-------

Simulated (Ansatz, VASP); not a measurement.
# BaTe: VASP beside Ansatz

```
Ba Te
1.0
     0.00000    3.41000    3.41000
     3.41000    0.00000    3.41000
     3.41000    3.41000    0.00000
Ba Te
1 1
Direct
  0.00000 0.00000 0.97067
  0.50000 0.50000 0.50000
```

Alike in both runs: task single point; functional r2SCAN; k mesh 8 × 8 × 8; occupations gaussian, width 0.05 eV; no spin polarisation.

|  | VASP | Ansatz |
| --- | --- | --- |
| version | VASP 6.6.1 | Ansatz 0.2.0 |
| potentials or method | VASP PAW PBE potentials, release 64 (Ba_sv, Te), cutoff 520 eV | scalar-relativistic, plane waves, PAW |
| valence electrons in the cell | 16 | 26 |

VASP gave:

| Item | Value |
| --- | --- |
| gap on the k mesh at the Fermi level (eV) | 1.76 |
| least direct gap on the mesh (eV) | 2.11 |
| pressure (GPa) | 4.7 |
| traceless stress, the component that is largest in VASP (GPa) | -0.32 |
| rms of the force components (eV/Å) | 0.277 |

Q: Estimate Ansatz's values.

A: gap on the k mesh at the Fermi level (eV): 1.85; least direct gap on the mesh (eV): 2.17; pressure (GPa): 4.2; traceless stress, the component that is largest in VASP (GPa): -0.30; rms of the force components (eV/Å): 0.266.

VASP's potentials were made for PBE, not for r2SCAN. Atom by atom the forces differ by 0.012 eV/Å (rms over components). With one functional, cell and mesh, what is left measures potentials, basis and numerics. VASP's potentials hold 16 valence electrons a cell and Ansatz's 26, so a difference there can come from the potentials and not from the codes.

-------

▶ TASK ITEM:
Everything from the first line of the records through the line holding "A: gap on the" is to be transcribed exactly; leave out all other lines.

▶ RESPONSE AREA:
Simulated (Ansatz, VASP); not a measurement.
# BaTe: VASP beside Ansatz

```
Ba Te
1.0
     0.00000    3.41000    3.41000
     3.41000    0.00000    3.41000
     3.41000    3.41000    0.00000
Ba Te
1 1
Direct
  0.00000 0.00000 0.97067
  0.50000 0.50000 0.50000
```

Alike in both runs: task single point; functional r2SCAN; k mesh 8 × 8 × 8; occupations gaussian, width 0.05 eV; no spin polarisation.

|  | VASP | Ansatz |
| --- | --- | --- |
| version | VASP 6.6.1 | Ansatz 0.2.0 |
| potentials or method | VASP PAW PBE potentials, release 64 (Ba_sv, Te), cutoff 520 eV | scalar-relativistic, plane waves, PAW |
| valence electrons in the cell | 16 | 26 |

VASP gave:

| Item | Value |
| --- | --- |
| gap on the k mesh at the Fermi level (eV) | 1.76 |
| least direct gap on the mesh (eV) | 2.11 |
| pressure (GPa) | 4.7 |
| traceless stress, the component that is largest in VASP (GPa) | -0.32 |
| rms of the force components (eV/Å) | 0.277 |

Q: Estimate Ansatz's values.

A: gap on the k mesh at the Fermi level (eV): 1.85; least direct gap on the mesh (eV): 2.17; pressure (GPa): 4.2; traceless stress, the component that is largest in VASP (GPa): -0.30; rms of the force components (eV/Å): 0.266.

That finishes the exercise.